*** Opening Provided records ***

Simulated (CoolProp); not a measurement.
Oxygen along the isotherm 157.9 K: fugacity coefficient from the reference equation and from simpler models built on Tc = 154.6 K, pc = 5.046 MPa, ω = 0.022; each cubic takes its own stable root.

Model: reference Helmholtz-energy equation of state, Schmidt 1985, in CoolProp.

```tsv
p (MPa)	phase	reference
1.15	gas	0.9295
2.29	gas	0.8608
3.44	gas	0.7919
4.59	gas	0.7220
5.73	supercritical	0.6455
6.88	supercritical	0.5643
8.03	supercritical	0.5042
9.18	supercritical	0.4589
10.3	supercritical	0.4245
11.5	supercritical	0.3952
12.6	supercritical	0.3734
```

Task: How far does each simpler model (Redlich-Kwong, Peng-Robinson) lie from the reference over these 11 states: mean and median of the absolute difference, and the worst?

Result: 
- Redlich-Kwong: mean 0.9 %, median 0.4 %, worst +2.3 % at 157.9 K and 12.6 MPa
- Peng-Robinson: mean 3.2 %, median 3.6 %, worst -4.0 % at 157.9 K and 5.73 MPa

*** Closing Provided records ***

Assigned task:
Write out exactly the lines above from the line with "Model: reference Helmholtz-energy" through the line with "- Redlich-Kwong: mean", both of them included, and leave out all other lines.

Exercise output:
Model: reference Helmholtz-energy equation of state, Schmidt 1985, in CoolProp.

```tsv
p (MPa)	phase	reference
1.15	gas	0.9295
2.29	gas	0.8608
3.44	gas	0.7919
4.59	gas	0.7220
5.73	supercritical	0.6455
6.88	supercritical	0.5643
8.03	supercritical	0.5042
9.18	supercritical	0.4589
10.3	supercritical	0.4245
11.5	supercritical	0.3952
12.6	supercritical	0.3734
```

Task: How far does each simpler model (Redlich-Kwong, Peng-Robinson) lie from the reference over these 11 states: mean and median of the absolute difference, and the worst?

Result: 
- Redlich-Kwong: mean 0.9 %, median 0.4 %, worst +2.3 % at 157.9 K and 12.6 MPa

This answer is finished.